*** RECORDS PROVIDED ***

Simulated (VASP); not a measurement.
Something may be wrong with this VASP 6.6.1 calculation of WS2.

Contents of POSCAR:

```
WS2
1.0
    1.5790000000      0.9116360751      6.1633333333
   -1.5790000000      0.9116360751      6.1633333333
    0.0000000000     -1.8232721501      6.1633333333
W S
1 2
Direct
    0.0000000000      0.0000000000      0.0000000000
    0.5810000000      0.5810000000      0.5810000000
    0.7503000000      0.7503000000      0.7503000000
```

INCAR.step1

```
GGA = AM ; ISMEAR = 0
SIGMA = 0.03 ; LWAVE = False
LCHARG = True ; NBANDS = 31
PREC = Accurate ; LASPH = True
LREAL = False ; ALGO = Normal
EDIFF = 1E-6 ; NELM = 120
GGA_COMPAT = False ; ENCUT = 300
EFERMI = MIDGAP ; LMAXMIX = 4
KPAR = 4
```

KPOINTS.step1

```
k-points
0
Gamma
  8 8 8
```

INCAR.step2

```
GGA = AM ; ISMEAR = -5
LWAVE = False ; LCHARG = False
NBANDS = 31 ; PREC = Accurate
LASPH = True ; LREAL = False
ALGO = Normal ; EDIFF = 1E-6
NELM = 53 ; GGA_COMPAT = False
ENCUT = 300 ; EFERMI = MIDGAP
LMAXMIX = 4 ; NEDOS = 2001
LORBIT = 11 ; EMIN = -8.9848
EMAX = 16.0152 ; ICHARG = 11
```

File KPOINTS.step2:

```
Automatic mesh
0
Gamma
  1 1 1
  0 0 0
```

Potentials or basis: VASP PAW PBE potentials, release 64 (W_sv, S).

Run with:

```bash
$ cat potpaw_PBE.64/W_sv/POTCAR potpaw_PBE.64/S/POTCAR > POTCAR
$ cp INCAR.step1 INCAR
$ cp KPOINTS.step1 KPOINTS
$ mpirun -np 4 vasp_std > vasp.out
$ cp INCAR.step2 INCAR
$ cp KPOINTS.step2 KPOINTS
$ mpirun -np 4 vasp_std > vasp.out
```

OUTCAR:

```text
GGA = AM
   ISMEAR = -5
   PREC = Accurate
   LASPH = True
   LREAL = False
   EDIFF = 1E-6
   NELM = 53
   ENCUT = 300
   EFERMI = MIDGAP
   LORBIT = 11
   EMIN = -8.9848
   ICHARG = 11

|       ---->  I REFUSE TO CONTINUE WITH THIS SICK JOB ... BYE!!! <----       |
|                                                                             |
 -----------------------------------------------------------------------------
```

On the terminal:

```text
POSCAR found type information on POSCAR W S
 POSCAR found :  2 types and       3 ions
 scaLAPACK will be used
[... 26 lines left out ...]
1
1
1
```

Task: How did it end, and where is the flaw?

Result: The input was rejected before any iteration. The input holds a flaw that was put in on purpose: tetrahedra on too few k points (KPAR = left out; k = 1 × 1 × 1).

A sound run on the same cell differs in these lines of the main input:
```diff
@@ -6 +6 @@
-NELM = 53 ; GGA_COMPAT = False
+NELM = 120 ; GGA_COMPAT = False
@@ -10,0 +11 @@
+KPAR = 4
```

*** End of RECORDS PROVIDED ***

WORK ORDER: Repeat verbatim the opening run of entries, ending with the line that contains "Task: How did it end, and where is the flaw?".

RESULT:
Simulated (VASP); not a measurement.
Something may be wrong with this VASP 6.6.1 calculation of WS2.

Contents of POSCAR:

```
WS2
1.0
    1.5790000000      0.9116360751      6.1633333333
   -1.5790000000      0.9116360751      6.1633333333
    0.0000000000     -1.8232721501      6.1633333333
W S
1 2
Direct
    0.0000000000      0.0000000000      0.0000000000
    0.5810000000      0.5810000000      0.5810000000
    0.7503000000      0.7503000000      0.7503000000
```

INCAR.step1

```
GGA = AM ; ISMEAR = 0
SIGMA = 0.03 ; LWAVE = False
LCHARG = True ; NBANDS = 31
PREC = Accurate ; LASPH = True
LREAL = False ; ALGO = Normal
EDIFF = 1E-6 ; NELM = 120
GGA_COMPAT = False ; ENCUT = 300
EFERMI = MIDGAP ; LMAXMIX = 4
KPAR = 4
```

KPOINTS.step1

```
k-points
0
Gamma
  8 8 8
```

INCAR.step2

```
GGA = AM ; ISMEAR = -5
LWAVE = False ; LCHARG = False
NBANDS = 31 ; PREC = Accurate
LASPH = True ; LREAL = False
ALGO = Normal ; EDIFF = 1E-6
NELM = 53 ; GGA_COMPAT = False
ENCUT = 300 ; EFERMI = MIDGAP
LMAXMIX = 4 ; NEDOS = 2001
LORBIT = 11 ; EMIN = -8.9848
EMAX = 16.0152 ; ICHARG = 11
```

File KPOINTS.step2:

```
Automatic mesh
0
Gamma
  1 1 1
  0 0 0
```

Potentials or basis: VASP PAW PBE potentials, release 64 (W_sv, S).

Run with:

```bash
$ cat potpaw_PBE.64/W_sv/POTCAR potpaw_PBE.64/S/POTCAR > POTCAR
$ cp INCAR.step1 INCAR
$ cp KPOINTS.step1 KPOINTS
$ mpirun -np 4 vasp_std > vasp.out
$ cp INCAR.step2 INCAR
$ cp KPOINTS.step2 KPOINTS
$ mpirun -np 4 vasp_std > vasp.out
```

OUTCAR:

```text
GGA = AM
   ISMEAR = -5
   PREC = Accurate
   LASPH = True
   LREAL = False
   EDIFF = 1E-6
   NELM = 53
   ENCUT = 300
   EFERMI = MIDGAP
   LORBIT = 11
   EMIN = -8.9848
   ICHARG = 11

|       ---->  I REFUSE TO CONTINUE WITH THIS SICK JOB ... BYE!!! <----       |
|                                                                             |
 -----------------------------------------------------------------------------
```

On the terminal:

```text
POSCAR found type information on POSCAR W S
 POSCAR found :  2 types and       3 ions
 scaLAPACK will be used
[... 26 lines left out ...]
1
1
1
```

Task: How did it end, and where is the flaw?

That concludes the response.